*Work instruction*. Repeat precisely the span of lines below that opens with the line containing "Levels at points" and closes with the line containing "It took 39 s", both included.

··· Given data ···

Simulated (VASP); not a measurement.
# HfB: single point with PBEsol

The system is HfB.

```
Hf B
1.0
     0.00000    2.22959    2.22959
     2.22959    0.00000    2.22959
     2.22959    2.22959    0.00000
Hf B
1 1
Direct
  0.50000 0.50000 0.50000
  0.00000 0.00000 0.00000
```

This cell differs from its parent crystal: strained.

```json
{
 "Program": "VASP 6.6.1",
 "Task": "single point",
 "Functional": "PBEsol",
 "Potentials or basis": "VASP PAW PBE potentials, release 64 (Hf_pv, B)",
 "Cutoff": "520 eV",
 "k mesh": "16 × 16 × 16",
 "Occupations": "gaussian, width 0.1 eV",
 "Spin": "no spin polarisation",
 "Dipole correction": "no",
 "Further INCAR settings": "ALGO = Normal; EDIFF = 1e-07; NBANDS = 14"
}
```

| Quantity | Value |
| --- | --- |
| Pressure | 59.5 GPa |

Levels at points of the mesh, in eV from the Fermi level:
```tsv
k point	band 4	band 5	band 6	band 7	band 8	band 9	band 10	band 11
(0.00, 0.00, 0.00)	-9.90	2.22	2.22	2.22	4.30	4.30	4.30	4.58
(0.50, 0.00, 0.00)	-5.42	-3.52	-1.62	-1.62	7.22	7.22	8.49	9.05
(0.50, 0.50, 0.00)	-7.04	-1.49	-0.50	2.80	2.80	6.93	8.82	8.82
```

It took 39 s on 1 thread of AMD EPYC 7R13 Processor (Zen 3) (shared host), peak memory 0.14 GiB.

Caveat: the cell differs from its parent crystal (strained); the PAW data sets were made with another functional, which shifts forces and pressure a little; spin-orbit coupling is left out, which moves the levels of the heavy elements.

···

*Result*.
Levels at points of the mesh, in eV from the Fermi level:
```tsv
k point	band 4	band 5	band 6	band 7	band 8	band 9	band 10	band 11
(0.00, 0.00, 0.00)	-9.90	2.22	2.22	2.22	4.30	4.30	4.30	4.58
(0.50, 0.00, 0.00)	-5.42	-3.52	-1.62	-1.62	7.22	7.22	8.49	9.05
(0.50, 0.50, 0.00)	-7.04	-1.49	-0.50	2.80	2.80	6.93	8.82	8.82
```

It took 39 s on 1 thread of AMD EPYC 7R13 Processor (Zen 3) (shared host), peak memory 0.14 GiB.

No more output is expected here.